──────────

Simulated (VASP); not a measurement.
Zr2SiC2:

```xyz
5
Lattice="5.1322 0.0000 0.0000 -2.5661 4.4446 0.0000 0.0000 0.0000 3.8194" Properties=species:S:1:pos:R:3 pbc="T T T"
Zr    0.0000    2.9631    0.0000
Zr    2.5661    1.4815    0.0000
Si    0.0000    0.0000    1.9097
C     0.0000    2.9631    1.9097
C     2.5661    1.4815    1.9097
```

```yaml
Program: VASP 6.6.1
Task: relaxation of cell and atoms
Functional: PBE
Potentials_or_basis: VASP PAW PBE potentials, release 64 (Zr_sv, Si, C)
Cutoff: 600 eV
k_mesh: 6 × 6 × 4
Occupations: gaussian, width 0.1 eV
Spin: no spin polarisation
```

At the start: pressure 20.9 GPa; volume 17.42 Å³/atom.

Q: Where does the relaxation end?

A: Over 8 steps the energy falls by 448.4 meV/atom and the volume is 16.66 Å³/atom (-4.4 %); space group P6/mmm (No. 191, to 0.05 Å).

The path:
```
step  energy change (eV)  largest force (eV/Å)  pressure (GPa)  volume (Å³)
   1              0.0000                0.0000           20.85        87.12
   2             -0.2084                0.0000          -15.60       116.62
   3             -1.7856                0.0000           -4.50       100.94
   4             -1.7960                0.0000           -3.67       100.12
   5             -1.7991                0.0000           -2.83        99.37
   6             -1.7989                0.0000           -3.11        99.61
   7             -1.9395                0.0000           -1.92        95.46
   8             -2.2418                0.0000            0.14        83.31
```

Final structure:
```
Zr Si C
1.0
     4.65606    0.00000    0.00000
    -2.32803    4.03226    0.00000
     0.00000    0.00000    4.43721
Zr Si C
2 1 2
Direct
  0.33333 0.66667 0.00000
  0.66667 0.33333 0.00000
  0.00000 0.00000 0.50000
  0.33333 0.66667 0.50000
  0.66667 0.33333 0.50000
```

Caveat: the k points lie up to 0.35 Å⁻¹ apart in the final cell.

──────────

EXERCISE - When you retype the data above, start at its first line, stop after the line containing "Q: Where does the relaxation end?", and leave out everything else.

RESPONSE -
Simulated (VASP); not a measurement.
Zr2SiC2:

```xyz
5
Lattice="5.1322 0.0000 0.0000 -2.5661 4.4446 0.0000 0.0000 0.0000 3.8194" Properties=species:S:1:pos:R:3 pbc="T T T"
Zr    0.0000    2.9631    0.0000
Zr    2.5661    1.4815    0.0000
Si    0.0000    0.0000    1.9097
C     0.0000    2.9631    1.9097
C     2.5661    1.4815    1.9097
```

```yaml
Program: VASP 6.6.1
Task: relaxation of cell and atoms
Functional: PBE
Potentials_or_basis: VASP PAW PBE potentials, release 64 (Zr_sv, Si, C)
Cutoff: 600 eV
k_mesh: 6 × 6 × 4
Occupations: gaussian, width 0.1 eV
Spin: no spin polarisation
```

At the start: pressure 20.9 GPa; volume 17.42 Å³/atom.

Q: Where does the relaxation end?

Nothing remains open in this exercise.